● ● ● ● ●
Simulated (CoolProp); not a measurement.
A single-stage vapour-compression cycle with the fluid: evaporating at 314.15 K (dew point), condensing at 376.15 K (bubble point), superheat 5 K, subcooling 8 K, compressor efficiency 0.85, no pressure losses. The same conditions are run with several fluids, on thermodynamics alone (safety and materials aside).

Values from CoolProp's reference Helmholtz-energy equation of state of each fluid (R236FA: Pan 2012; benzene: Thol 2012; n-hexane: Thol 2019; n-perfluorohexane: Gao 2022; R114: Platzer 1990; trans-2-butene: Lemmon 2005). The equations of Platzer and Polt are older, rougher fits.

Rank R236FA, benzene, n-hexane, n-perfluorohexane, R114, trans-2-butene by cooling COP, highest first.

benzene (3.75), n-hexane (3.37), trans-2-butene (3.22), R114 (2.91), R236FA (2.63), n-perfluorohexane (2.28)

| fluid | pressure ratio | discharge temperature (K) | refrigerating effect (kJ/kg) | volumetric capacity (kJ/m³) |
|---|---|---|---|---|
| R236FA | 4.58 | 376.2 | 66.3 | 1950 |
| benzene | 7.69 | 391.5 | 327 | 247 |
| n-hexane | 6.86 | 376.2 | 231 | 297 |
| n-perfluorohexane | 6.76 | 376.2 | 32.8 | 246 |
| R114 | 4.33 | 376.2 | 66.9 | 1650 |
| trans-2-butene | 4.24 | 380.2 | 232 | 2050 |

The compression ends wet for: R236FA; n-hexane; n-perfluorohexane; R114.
● ● ● ● ●

# [Work request]
Please retype the top of the data exactly, down to and including the line that holds "66.9 | 1650 |", and nothing further.

# [Written answer]
Simulated (CoolProp); not a measurement.
A single-stage vapour-compression cycle with the fluid: evaporating at 314.15 K (dew point), condensing at 376.15 K (bubble point), superheat 5 K, subcooling 8 K, compressor efficiency 0.85, no pressure losses. The same conditions are run with several fluids, on thermodynamics alone (safety and materials aside).

Values from CoolProp's reference Helmholtz-energy equation of state of each fluid (R236FA: Pan 2012; benzene: Thol 2012; n-hexane: Thol 2019; n-perfluorohexane: Gao 2022; R114: Platzer 1990; trans-2-butene: Lemmon 2005). The equations of Platzer and Polt are older, rougher fits.

Rank R236FA, benzene, n-hexane, n-perfluorohexane, R114, trans-2-butene by cooling COP, highest first.

benzene (3.75), n-hexane (3.37), trans-2-butene (3.22), R114 (2.91), R236FA (2.63), n-perfluorohexane (2.28)

| fluid | pressure ratio | discharge temperature (K) | refrigerating effect (kJ/kg) | volumetric capacity (kJ/m³) |
|---|---|---|---|---|
| R236FA | 4.58 | 376.2 | 66.3 | 1950 |
| benzene | 7.69 | 391.5 | 327 | 247 |
| n-hexane | 6.86 | 376.2 | 231 | 297 |
| n-perfluorohexane | 6.76 | 376.2 | 32.8 | 246 |
| R114 | 4.33 | 376.2 | 66.9 | 1650 |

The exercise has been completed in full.